Work order
Up to and including the line with "Ethenylcyclopropane, C₅H₈, SMILES", copy the records below exactly from their first line.

-- -- --

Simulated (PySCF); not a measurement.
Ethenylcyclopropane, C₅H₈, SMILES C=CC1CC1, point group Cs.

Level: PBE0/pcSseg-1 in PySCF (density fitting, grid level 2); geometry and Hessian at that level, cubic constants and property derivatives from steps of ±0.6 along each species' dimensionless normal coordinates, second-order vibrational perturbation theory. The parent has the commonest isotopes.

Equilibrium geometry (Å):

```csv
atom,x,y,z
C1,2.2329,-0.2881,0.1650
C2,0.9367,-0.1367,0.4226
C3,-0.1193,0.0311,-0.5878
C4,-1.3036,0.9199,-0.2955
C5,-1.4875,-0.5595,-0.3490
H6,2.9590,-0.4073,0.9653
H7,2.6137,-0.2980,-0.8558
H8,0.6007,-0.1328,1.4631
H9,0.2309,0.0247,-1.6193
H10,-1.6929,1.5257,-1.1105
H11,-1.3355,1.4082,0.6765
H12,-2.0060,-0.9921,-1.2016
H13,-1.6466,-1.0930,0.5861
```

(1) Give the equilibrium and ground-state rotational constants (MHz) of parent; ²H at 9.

-- -- --

Exercise solution
Simulated (PySCF); not a measurement.
Ethenylcyclopropane, C₅H₈, SMILES C=CC1CC1, point group Cs.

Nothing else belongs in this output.